ACTION ITEM: From the first line to the last, copy the data exactly.

GIVEN ENTRIES:
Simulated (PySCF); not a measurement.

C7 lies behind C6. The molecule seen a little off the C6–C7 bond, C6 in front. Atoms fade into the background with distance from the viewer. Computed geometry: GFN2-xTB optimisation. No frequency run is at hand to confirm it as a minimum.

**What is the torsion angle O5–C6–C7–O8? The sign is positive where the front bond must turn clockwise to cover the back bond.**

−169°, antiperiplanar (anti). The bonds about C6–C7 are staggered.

RESPONSE BOX:
Simulated (PySCF); not a measurement.

C7 lies behind C6. The molecule seen a little off the C6–C7 bond, C6 in front. Atoms fade into the background with distance from the viewer. Computed geometry: GFN2-xTB optimisation. No frequency run is at hand to confirm it as a minimum.

**What is the torsion angle O5–C6–C7–O8? The sign is positive where the front bond must turn clockwise to cover the back bond.**

−169°, antiperiplanar (anti). The bonds about C6–C7 are staggered.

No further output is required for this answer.